___ Given entries ___
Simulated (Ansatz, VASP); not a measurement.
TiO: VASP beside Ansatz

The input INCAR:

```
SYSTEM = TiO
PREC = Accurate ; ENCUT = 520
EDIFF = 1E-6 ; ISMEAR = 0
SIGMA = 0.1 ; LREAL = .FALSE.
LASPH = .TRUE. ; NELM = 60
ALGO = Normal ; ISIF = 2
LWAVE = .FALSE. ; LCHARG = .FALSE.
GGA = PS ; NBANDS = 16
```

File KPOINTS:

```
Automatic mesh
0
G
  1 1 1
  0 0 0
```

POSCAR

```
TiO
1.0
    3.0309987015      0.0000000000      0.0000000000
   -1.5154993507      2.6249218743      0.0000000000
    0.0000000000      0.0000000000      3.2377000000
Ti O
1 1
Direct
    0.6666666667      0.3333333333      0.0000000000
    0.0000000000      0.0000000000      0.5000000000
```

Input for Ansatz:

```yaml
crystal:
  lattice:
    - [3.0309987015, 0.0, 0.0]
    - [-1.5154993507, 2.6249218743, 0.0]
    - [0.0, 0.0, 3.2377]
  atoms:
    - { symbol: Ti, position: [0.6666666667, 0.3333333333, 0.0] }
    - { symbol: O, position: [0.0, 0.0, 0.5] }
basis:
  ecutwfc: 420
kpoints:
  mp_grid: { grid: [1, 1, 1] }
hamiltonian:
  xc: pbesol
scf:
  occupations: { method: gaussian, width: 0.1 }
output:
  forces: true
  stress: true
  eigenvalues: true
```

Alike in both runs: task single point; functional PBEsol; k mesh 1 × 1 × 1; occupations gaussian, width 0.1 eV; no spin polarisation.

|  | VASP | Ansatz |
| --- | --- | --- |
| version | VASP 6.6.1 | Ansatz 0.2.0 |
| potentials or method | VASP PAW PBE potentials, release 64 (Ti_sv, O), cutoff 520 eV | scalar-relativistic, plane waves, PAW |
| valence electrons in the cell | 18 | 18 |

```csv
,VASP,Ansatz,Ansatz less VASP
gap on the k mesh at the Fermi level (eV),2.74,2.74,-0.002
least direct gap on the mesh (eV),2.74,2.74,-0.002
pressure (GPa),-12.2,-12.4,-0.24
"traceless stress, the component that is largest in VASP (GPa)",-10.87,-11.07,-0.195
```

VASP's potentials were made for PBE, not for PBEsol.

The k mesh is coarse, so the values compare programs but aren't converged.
___

→ **Work task**: Copy out the lines above word for word, stopping after the line containing "VASP's potentials were".

→ **Task result**:
Simulated (Ansatz, VASP); not a measurement.
TiO: VASP beside Ansatz

The input INCAR:

```
SYSTEM = TiO
PREC = Accurate ; ENCUT = 520
EDIFF = 1E-6 ; ISMEAR = 0
SIGMA = 0.1 ; LREAL = .FALSE.
LASPH = .TRUE. ; NELM = 60
ALGO = Normal ; ISIF = 2
LWAVE = .FALSE. ; LCHARG = .FALSE.
GGA = PS ; NBANDS = 16
```

File KPOINTS:

```
Automatic mesh
0
G
  1 1 1
  0 0 0
```

POSCAR

```
TiO
1.0
    3.0309987015      0.0000000000      0.0000000000
   -1.5154993507      2.6249218743      0.0000000000
    0.0000000000      0.0000000000      3.2377000000
Ti O
1 1
Direct
    0.6666666667      0.3333333333      0.0000000000
    0.0000000000      0.0000000000      0.5000000000
```

Input for Ansatz:

```yaml
crystal:
  lattice:
    - [3.0309987015, 0.0, 0.0]
    - [-1.5154993507, 2.6249218743, 0.0]
    - [0.0, 0.0, 3.2377]
  atoms:
    - { symbol: Ti, position: [0.6666666667, 0.3333333333, 0.0] }
    - { symbol: O, position: [0.0, 0.0, 0.5] }
basis:
  ecutwfc: 420
kpoints:
  mp_grid: { grid: [1, 1, 1] }
hamiltonian:
  xc: pbesol
scf:
  occupations: { method: gaussian, width: 0.1 }
output:
  forces: true
  stress: true
  eigenvalues: true
```

Alike in both runs: task single point; functional PBEsol; k mesh 1 × 1 × 1; occupations gaussian, width 0.1 eV; no spin polarisation.

|  | VASP | Ansatz |
| --- | --- | --- |
| version | VASP 6.6.1 | Ansatz 0.2.0 |
| potentials or method | VASP PAW PBE potentials, release 64 (Ti_sv, O), cutoff 520 eV | scalar-relativistic, plane waves, PAW |
| valence electrons in the cell | 18 | 18 |

```csv
,VASP,Ansatz,Ansatz less VASP
gap on the k mesh at the Fermi level (eV),2.74,2.74,-0.002
least direct gap on the mesh (eV),2.74,2.74,-0.002
pressure (GPa),-12.2,-12.4,-0.24
"traceless stress, the component that is largest in VASP (GPa)",-10.87,-11.07,-0.195
```

VASP's potentials were made for PBE, not for PBEsol.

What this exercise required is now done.